§

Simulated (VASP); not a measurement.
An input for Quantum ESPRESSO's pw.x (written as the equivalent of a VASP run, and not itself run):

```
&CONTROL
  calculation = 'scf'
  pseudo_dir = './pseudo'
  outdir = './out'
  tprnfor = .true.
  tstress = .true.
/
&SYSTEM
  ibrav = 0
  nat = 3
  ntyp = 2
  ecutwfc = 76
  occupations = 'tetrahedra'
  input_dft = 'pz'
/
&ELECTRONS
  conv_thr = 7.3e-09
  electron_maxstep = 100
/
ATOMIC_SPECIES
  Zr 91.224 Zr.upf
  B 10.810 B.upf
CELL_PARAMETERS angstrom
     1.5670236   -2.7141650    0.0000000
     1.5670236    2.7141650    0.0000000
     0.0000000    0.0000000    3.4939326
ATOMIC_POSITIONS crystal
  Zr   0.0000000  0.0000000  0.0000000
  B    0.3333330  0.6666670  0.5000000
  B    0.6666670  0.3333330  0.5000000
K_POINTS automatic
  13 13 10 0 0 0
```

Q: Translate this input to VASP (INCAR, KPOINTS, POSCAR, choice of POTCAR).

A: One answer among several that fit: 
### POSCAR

§

Line by line, give the material above again exactly.

■ **Exercise response**:
Simulated (VASP); not a measurement.
An input for Quantum ESPRESSO's pw.x (written as the equivalent of a VASP run, and not itself run):

```
&CONTROL
  calculation = 'scf'
  pseudo_dir = './pseudo'
  outdir = './out'
  tprnfor = .true.
  tstress = .true.
/
&SYSTEM
  ibrav = 0
  nat = 3
  ntyp = 2
  ecutwfc = 76
  occupations = 'tetrahedra'
  input_dft = 'pz'
/
&ELECTRONS
  conv_thr = 7.3e-09
  electron_maxstep = 100
/
ATOMIC_SPECIES
  Zr 91.224 Zr.upf
  B 10.810 B.upf
CELL_PARAMETERS angstrom
     1.5670236   -2.7141650    0.0000000
     1.5670236    2.7141650    0.0000000
     0.0000000    0.0000000    3.4939326
ATOMIC_POSITIONS crystal
  Zr   0.0000000  0.0000000  0.0000000
  B    0.3333330  0.6666670  0.5000000
  B    0.6666670  0.3333330  0.5000000
K_POINTS automatic
  13 13 10 0 0 0
```

Q: Translate this input to VASP (INCAR, KPOINTS, POSCAR, choice of POTCAR).

A: One answer among several that fit: 
### POSCAR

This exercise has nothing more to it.